ACTION ITEM: Return every record below exactly as written.

::: DATA EXTRACT :::

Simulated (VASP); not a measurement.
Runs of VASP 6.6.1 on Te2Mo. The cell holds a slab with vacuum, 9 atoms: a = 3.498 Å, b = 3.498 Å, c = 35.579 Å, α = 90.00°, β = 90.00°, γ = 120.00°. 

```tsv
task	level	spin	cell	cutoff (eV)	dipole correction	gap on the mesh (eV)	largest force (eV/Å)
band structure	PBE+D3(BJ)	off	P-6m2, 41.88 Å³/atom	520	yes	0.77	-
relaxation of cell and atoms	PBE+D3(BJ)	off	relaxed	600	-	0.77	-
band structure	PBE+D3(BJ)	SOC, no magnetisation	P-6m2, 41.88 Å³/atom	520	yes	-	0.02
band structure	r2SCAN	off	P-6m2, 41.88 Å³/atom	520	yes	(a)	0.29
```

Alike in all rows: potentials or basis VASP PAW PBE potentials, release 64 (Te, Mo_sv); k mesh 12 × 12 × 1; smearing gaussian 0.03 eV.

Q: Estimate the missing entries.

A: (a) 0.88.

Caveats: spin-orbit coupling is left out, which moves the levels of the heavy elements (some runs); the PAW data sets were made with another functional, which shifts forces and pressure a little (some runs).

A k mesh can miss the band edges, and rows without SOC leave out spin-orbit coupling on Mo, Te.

:::

REPLY:
Simulated (VASP); not a measurement.
Runs of VASP 6.6.1 on Te2Mo. The cell holds a slab with vacuum, 9 atoms: a = 3.498 Å, b = 3.498 Å, c = 35.579 Å, α = 90.00°, β = 90.00°, γ = 120.00°. 

```tsv
task	level	spin	cell	cutoff (eV)	dipole correction	gap on the mesh (eV)	largest force (eV/Å)
band structure	PBE+D3(BJ)	off	P-6m2, 41.88 Å³/atom	520	yes	0.77	-
relaxation of cell and atoms	PBE+D3(BJ)	off	relaxed	600	-	0.77	-
band structure	PBE+D3(BJ)	SOC, no magnetisation	P-6m2, 41.88 Å³/atom	520	yes	-	0.02
band structure	r2SCAN	off	P-6m2, 41.88 Å³/atom	520	yes	(a)	0.29
```

Alike in all rows: potentials or basis VASP PAW PBE potentials, release 64 (Te, Mo_sv); k mesh 12 × 12 × 1; smearing gaussian 0.03 eV.

Q: Estimate the missing entries.

A: (a) 0.88.

Caveats: spin-orbit coupling is left out, which moves the levels of the heavy elements (some runs); the PAW data sets were made with another functional, which shifts forces and pressure a little (some runs).

A k mesh can miss the band edges, and rows without SOC leave out spin-orbit coupling on Mo, Te.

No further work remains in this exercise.